§ **Record excerpts**:
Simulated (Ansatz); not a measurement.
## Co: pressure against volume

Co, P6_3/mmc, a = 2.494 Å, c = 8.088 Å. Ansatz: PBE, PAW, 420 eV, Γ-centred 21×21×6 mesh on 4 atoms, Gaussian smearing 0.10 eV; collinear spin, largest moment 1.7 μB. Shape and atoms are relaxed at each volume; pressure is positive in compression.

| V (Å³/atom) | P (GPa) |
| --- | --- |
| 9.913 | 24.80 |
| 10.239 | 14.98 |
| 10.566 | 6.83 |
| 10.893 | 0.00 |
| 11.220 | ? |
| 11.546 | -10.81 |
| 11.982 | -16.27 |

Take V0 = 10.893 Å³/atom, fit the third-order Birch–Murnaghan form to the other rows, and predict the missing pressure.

§ **Work instruction**: Your task is to reproduce each entry exactly.

§ **Exercise answer**:
Simulated (Ansatz); not a measurement.
## Co: pressure against volume

Co, P6_3/mmc, a = 2.494 Å, c = 8.088 Å. Ansatz: PBE, PAW, 420 eV, Γ-centred 21×21×6 mesh on 4 atoms, Gaussian smearing 0.10 eV; collinear spin, largest moment 1.7 μB. Shape and atoms are relaxed at each volume; pressure is positive in compression.

| V (Å³/atom) | P (GPa) |
| --- | --- |
| 9.913 | 24.80 |
| 10.239 | 14.98 |
| 10.566 | 6.83 |
| 10.893 | 0.00 |
| 11.220 | ? |
| 11.546 | -10.81 |
| 11.982 | -16.27 |

Take V0 = 10.893 Å³/atom, fit the third-order Birch–Murnaghan form to the other rows, and predict the missing pressure.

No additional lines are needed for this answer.